:: Provided material

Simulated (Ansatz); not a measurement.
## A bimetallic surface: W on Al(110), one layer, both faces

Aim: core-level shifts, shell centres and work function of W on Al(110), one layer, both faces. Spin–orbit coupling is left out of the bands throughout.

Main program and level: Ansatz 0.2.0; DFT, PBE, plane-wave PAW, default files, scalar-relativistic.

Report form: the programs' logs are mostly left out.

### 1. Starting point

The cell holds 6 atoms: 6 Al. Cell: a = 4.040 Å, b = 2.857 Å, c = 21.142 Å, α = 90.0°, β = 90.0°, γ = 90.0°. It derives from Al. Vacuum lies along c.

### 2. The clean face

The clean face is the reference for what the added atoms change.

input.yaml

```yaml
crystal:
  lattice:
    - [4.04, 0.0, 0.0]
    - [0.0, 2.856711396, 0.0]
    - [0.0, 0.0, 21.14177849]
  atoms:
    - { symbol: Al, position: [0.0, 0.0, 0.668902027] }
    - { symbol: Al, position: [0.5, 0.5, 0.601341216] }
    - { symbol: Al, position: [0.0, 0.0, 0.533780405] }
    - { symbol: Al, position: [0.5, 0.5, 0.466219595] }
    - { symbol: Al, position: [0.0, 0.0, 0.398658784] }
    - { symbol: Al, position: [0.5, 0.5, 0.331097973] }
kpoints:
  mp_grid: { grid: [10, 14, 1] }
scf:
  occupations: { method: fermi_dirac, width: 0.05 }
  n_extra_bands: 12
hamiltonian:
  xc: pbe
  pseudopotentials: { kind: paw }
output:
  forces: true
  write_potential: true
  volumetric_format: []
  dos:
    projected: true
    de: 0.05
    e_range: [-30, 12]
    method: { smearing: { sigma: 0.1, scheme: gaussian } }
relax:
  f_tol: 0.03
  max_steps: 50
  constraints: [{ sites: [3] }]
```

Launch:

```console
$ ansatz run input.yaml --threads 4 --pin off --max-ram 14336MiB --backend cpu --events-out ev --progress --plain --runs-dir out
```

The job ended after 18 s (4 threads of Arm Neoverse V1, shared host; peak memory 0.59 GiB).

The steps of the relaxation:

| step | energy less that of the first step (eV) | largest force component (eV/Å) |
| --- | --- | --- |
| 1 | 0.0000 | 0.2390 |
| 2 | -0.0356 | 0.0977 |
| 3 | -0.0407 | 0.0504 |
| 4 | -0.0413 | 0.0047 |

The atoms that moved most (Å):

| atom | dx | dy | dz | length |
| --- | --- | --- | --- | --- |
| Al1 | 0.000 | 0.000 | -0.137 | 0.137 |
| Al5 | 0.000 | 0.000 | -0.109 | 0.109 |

::::

▶ [Action item] Would you copy out exactly the lines above that start at the one containing "-0.0407 | 0.0504 |" and end at the one containing "-0.137 | 0.137 |", inclusive?

▶ [Response area]
| 3 | -0.0407 | 0.0504 |
| 4 | -0.0413 | 0.0047 |

The atoms that moved most (Å):

| atom | dx | dy | dz | length |
| --- | --- | --- | --- | --- |
| Al1 | 0.000 | 0.000 | -0.137 | 0.137 |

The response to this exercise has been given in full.